Requirement:
Please give the listing again in its entirety, exactly as written.

Data listing:
BEGIN
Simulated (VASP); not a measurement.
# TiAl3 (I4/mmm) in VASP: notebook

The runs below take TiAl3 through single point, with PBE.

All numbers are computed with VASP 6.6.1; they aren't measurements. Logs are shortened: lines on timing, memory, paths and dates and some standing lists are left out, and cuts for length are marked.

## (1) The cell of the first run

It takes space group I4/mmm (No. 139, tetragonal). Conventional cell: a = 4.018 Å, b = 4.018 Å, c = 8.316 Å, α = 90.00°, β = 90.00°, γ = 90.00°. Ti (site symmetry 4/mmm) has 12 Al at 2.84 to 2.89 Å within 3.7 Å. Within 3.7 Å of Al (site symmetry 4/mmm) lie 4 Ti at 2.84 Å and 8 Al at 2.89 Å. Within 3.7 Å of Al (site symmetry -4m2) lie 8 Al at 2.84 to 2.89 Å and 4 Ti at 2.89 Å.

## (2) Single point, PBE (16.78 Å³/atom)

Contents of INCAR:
END

Response area:
Simulated (VASP); not a measurement.
# TiAl3 (I4/mmm) in VASP: notebook

The runs below take TiAl3 through single point, with PBE.

All numbers are computed with VASP 6.6.1; they aren't measurements. Logs are shortened: lines on timing, memory, paths and dates and some standing lists are left out, and cuts for length are marked.

## (1) The cell of the first run

It takes space group I4/mmm (No. 139, tetragonal). Conventional cell: a = 4.018 Å, b = 4.018 Å, c = 8.316 Å, α = 90.00°, β = 90.00°, γ = 90.00°. Ti (site symmetry 4/mmm) has 12 Al at 2.84 to 2.89 Å within 3.7 Å. Within 3.7 Å of Al (site symmetry 4/mmm) lie 4 Ti at 2.84 Å and 8 Al at 2.89 Å. Within 3.7 Å of Al (site symmetry -4m2) lie 8 Al at 2.84 to 2.89 Å and 4 Ti at 2.89 Å.

## (2) Single point, PBE (16.78 Å³/atom)

Contents of INCAR:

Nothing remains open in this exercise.